--- Dataset records Enclosed Below ---

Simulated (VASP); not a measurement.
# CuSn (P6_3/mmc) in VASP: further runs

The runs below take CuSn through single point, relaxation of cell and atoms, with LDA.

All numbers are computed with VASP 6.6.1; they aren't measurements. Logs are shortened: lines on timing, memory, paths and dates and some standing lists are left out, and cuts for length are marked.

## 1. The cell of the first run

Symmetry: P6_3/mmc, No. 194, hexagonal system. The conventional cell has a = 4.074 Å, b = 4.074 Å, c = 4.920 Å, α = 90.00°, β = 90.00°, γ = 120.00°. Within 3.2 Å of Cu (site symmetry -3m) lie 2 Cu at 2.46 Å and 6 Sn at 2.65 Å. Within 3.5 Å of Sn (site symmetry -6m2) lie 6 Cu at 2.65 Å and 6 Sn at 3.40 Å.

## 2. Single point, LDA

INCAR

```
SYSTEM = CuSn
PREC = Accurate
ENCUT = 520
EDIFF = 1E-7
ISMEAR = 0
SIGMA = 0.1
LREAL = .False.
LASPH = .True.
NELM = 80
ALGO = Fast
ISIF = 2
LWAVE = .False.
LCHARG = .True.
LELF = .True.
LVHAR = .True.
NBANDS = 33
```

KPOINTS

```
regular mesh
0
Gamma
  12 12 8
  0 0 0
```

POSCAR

--- End of Enclosed Dataset records ---

### Requirement
For every entry above, give it back exactly as written.

### Task response
Simulated (VASP); not a measurement.
# CuSn (P6_3/mmc) in VASP: further runs

The runs below take CuSn through single point, relaxation of cell and atoms, with LDA.

All numbers are computed with VASP 6.6.1; they aren't measurements. Logs are shortened: lines on timing, memory, paths and dates and some standing lists are left out, and cuts for length are marked.

## 1. The cell of the first run

Symmetry: P6_3/mmc, No. 194, hexagonal system. The conventional cell has a = 4.074 Å, b = 4.074 Å, c = 4.920 Å, α = 90.00°, β = 90.00°, γ = 120.00°. Within 3.2 Å of Cu (site symmetry -3m) lie 2 Cu at 2.46 Å and 6 Sn at 2.65 Å. Within 3.5 Å of Sn (site symmetry -6m2) lie 6 Cu at 2.65 Å and 6 Sn at 3.40 Å.

## 2. Single point, LDA

INCAR

```
SYSTEM = CuSn
PREC = Accurate
ENCUT = 520
EDIFF = 1E-7
ISMEAR = 0
SIGMA = 0.1
LREAL = .False.
LASPH = .True.
NELM = 80
ALGO = Fast
ISIF = 2
LWAVE = .False.
LCHARG = .True.
LELF = .True.
LVHAR = .True.
NBANDS = 33
```

KPOINTS

```
regular mesh
0
Gamma
  12 12 8
  0 0 0
```

POSCAR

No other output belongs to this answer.